═════ Study material

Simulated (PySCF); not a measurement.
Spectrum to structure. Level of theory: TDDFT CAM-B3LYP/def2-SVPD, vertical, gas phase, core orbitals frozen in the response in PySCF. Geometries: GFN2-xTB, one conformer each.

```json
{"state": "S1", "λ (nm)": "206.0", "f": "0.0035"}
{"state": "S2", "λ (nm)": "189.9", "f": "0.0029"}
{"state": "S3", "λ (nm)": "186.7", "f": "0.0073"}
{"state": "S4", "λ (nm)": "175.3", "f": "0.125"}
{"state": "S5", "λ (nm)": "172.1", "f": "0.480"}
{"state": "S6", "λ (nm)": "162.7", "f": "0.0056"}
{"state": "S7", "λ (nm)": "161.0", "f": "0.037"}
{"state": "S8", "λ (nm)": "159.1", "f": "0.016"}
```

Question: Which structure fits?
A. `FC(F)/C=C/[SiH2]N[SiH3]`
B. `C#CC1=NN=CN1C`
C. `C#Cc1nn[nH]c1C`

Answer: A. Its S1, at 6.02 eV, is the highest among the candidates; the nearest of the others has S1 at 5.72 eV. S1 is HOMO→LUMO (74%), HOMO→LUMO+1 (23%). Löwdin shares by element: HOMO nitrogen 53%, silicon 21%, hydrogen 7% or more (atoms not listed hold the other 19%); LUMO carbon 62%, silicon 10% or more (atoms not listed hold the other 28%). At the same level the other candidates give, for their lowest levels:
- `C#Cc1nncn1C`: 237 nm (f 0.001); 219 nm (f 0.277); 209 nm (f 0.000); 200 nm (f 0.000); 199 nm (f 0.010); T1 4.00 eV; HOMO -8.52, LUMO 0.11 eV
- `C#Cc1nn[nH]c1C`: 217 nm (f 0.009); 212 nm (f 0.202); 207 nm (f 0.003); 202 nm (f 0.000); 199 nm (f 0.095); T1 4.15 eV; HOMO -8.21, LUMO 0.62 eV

══════════

▸ **Action item**: Where the line holding "Question: Which structure fits?" appears in the listing above, start reproducing exactly, and end with the line holding "LUMO 0.11 eV".

▸ **Answer space**:
Question: Which structure fits?
A. `FC(F)/C=C/[SiH2]N[SiH3]`
B. `C#CC1=NN=CN1C`
C. `C#Cc1nn[nH]c1C`

Answer: A. Its S1, at 6.02 eV, is the highest among the candidates; the nearest of the others has S1 at 5.72 eV. S1 is HOMO→LUMO (74%), HOMO→LUMO+1 (23%). Löwdin shares by element: HOMO nitrogen 53%, silicon 21%, hydrogen 7% or more (atoms not listed hold the other 19%); LUMO carbon 62%, silicon 10% or more (atoms not listed hold the other 28%). At the same level the other candidates give, for their lowest levels:
- `C#Cc1nncn1C`: 237 nm (f 0.001); 219 nm (f 0.277); 209 nm (f 0.000); 200 nm (f 0.000); 199 nm (f 0.010); T1 4.00 eV; HOMO -8.52, LUMO 0.11 eV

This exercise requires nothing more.